(GIVEN DATA Opens)

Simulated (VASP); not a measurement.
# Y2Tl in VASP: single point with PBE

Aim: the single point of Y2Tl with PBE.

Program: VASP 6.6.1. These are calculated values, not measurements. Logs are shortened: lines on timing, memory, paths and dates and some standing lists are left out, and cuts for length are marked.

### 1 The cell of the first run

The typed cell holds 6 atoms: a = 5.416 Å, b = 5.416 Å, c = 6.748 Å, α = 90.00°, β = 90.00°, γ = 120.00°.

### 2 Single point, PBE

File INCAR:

(GIVEN DATA Closes)

— ASSIGNMENT —
Reproduce the entire listing so that it matches the original in every line.

— ANSWER BOX —
Simulated (VASP); not a measurement.
# Y2Tl in VASP: single point with PBE

Aim: the single point of Y2Tl with PBE.

Program: VASP 6.6.1. These are calculated values, not measurements. Logs are shortened: lines on timing, memory, paths and dates and some standing lists are left out, and cuts for length are marked.

### 1 The cell of the first run

The typed cell holds 6 atoms: a = 5.416 Å, b = 5.416 Å, c = 6.748 Å, α = 90.00°, β = 90.00°, γ = 120.00°.

### 2 Single point, PBE

File INCAR:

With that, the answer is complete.